=-=-=-=-=

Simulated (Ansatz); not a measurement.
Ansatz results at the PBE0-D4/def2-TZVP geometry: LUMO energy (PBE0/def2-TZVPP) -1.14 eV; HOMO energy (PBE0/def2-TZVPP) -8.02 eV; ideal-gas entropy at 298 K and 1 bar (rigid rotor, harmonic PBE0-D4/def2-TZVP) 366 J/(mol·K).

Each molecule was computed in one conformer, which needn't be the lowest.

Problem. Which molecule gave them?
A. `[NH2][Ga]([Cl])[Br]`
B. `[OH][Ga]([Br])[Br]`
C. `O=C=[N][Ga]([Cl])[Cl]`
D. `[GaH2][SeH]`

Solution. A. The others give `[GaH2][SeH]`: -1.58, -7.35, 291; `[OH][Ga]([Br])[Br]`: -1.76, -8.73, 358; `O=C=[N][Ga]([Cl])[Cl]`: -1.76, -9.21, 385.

=-=-=-=-=

ASSIGNED TASK
Above are records; repeat only the lines starting at the line with "Ansatz results at" and ending at the line with "Each molecule was", exactly as they appear, both included.

EXERCISE OUTPUT
Ansatz results at the PBE0-D4/def2-TZVP geometry: LUMO energy (PBE0/def2-TZVPP) -1.14 eV; HOMO energy (PBE0/def2-TZVPP) -8.02 eV; ideal-gas entropy at 298 K and 1 bar (rigid rotor, harmonic PBE0-D4/def2-TZVP) 366 J/(mol·K).

Each molecule was computed in one conformer, which needn't be the lowest.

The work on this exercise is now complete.